Required action: Only one stretch of the data below should be repeated: the lines from the line containing "Ansatz 0.2.0 |" through the line containing "Solution. Pressure -0.6 GPa.", inclusive, exactly as they are.

────────────────────────────────────────
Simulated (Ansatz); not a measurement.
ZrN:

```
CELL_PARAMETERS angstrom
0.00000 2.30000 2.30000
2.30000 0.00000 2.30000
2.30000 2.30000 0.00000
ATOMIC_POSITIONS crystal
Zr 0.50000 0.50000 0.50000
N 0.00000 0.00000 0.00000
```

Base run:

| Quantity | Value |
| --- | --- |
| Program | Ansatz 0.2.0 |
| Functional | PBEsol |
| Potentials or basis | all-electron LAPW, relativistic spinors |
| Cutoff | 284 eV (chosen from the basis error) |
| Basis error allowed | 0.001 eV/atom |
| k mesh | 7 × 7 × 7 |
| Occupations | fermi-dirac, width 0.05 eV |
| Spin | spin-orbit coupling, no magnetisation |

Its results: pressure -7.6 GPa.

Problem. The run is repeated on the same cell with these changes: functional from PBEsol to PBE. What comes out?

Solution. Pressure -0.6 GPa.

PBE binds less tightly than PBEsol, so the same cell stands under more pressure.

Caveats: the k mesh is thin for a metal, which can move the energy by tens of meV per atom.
────────────────────────────────────────

Written reply:
| Program | Ansatz 0.2.0 |
| Functional | PBEsol |
| Potentials or basis | all-electron LAPW, relativistic spinors |
| Cutoff | 284 eV (chosen from the basis error) |
| Basis error allowed | 0.001 eV/atom |
| k mesh | 7 × 7 × 7 |
| Occupations | fermi-dirac, width 0.05 eV |
| Spin | spin-orbit coupling, no magnetisation |

Its results: pressure -7.6 GPa.

Problem. The run is repeated on the same cell with these changes: functional from PBEsol to PBE. What comes out?

Solution. Pressure -0.6 GPa.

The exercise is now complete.